[[ Dataset, beginning ]]
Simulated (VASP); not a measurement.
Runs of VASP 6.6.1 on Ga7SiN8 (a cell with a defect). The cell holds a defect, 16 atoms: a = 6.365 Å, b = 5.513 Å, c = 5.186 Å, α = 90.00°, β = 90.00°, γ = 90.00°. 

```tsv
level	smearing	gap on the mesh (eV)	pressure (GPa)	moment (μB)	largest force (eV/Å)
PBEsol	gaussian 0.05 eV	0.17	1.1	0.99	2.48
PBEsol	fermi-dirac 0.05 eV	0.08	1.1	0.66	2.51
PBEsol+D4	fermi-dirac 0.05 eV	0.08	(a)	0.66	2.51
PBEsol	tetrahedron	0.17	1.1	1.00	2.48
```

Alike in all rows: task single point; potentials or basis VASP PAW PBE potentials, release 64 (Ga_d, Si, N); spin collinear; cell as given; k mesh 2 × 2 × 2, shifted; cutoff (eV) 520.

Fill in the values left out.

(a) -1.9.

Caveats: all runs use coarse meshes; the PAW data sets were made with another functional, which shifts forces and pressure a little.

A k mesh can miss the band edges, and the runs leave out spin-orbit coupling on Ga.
[[ Dataset, end ]]

Assignment
Wherever the line holding "Alike in all" falls in the entries above, copy exactly from it through the line holding "Caveats: all runs", inclusive, and add nothing.

Response box
Alike in all rows: task single point; potentials or basis VASP PAW PBE potentials, release 64 (Ga_d, Si, N); spin collinear; cell as given; k mesh 2 × 2 × 2, shifted; cutoff (eV) 520.

Fill in the values left out.

(a) -1.9.

Caveats: all runs use coarse meshes; the PAW data sets were made with another functional, which shifts forces and pressure a little.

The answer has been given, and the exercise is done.